Task item
Retype exactly the lines below, beginning with the first and ending with the line where "(2) 0.67 eV." appears.

Data supplied
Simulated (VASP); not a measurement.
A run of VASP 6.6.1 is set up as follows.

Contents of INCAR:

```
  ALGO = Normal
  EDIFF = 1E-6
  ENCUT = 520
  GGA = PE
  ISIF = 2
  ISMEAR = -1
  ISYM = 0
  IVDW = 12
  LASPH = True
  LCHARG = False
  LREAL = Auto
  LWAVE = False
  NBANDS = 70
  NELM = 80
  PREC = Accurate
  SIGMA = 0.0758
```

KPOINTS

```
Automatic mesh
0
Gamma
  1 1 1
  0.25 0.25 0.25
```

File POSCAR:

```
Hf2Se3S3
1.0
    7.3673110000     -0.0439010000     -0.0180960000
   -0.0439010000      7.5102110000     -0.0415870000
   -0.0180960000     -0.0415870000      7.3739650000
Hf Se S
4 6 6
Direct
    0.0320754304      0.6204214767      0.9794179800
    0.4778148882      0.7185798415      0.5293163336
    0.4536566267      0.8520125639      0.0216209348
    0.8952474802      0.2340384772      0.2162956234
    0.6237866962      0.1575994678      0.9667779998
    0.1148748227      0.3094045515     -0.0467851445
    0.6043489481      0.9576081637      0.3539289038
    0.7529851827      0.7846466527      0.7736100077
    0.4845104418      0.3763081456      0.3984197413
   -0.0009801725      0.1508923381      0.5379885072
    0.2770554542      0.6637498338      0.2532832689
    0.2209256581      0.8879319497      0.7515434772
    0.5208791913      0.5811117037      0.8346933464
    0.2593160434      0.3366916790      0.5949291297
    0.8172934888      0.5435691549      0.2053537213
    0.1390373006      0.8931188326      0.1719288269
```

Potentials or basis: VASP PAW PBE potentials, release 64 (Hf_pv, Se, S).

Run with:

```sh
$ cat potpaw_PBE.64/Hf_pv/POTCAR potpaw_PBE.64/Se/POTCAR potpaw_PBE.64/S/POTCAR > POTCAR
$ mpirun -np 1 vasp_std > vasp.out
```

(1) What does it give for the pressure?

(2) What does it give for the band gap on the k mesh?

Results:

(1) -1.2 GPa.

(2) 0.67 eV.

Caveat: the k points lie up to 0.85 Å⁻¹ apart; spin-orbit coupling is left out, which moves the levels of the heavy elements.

Exercise result
Simulated (VASP); not a measurement.
A run of VASP 6.6.1 is set up as follows.

Contents of INCAR:

```
  ALGO = Normal
  EDIFF = 1E-6
  ENCUT = 520
  GGA = PE
  ISIF = 2
  ISMEAR = -1
  ISYM = 0
  IVDW = 12
  LASPH = True
  LCHARG = False
  LREAL = Auto
  LWAVE = False
  NBANDS = 70
  NELM = 80
  PREC = Accurate
  SIGMA = 0.0758
```

KPOINTS

```
Automatic mesh
0
Gamma
  1 1 1
  0.25 0.25 0.25
```

File POSCAR:

```
Hf2Se3S3
1.0
    7.3673110000     -0.0439010000     -0.0180960000
   -0.0439010000      7.5102110000     -0.0415870000
   -0.0180960000     -0.0415870000      7.3739650000
Hf Se S
4 6 6
Direct
    0.0320754304      0.6204214767      0.9794179800
    0.4778148882      0.7185798415      0.5293163336
    0.4536566267      0.8520125639      0.0216209348
    0.8952474802      0.2340384772      0.2162956234
    0.6237866962      0.1575994678      0.9667779998
    0.1148748227      0.3094045515     -0.0467851445
    0.6043489481      0.9576081637      0.3539289038
    0.7529851827      0.7846466527      0.7736100077
    0.4845104418      0.3763081456      0.3984197413
   -0.0009801725      0.1508923381      0.5379885072
    0.2770554542      0.6637498338      0.2532832689
    0.2209256581      0.8879319497      0.7515434772
    0.5208791913      0.5811117037      0.8346933464
    0.2593160434      0.3366916790      0.5949291297
    0.8172934888      0.5435691549      0.2053537213
    0.1390373006      0.8931188326      0.1719288269
```

Potentials or basis: VASP PAW PBE potentials, release 64 (Hf_pv, Se, S).

Run with:

```sh
$ cat potpaw_PBE.64/Hf_pv/POTCAR potpaw_PBE.64/Se/POTCAR potpaw_PBE.64/S/POTCAR > POTCAR
$ mpirun -np 1 vasp_std > vasp.out
```

(1) What does it give for the pressure?

(2) What does it give for the band gap on the k mesh?

Results:

(1) -1.2 GPa.

(2) 0.67 eV.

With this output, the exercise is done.